Provided information START
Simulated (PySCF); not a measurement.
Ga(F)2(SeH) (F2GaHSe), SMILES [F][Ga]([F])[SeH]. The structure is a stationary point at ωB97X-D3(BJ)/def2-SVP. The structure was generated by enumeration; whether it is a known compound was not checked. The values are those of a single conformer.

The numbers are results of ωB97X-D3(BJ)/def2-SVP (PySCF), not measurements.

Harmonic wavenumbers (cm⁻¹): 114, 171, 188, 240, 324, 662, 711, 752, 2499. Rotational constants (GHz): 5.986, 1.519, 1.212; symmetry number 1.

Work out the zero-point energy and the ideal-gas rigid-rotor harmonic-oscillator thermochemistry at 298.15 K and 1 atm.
Provided information END

Required action:
Reproduce every entry exactly, with nothing added or dropped.

Exercise output:
Simulated (PySCF); not a measurement.
Ga(F)2(SeH) (F2GaHSe), SMILES [F][Ga]([F])[SeH]. The structure is a stationary point at ωB97X-D3(BJ)/def2-SVP. The structure was generated by enumeration; whether it is a known compound was not checked. The values are those of a single conformer.

The numbers are results of ωB97X-D3(BJ)/def2-SVP (PySCF), not measurements.

Harmonic wavenumbers (cm⁻¹): 114, 171, 188, 240, 324, 662, 711, 752, 2499. Rotational constants (GHz): 5.986, 1.519, 1.212; symmetry number 1.

Work out the zero-point energy and the ideal-gas rigid-rotor harmonic-oscillator thermochemistry at 298.15 K and 1 atm.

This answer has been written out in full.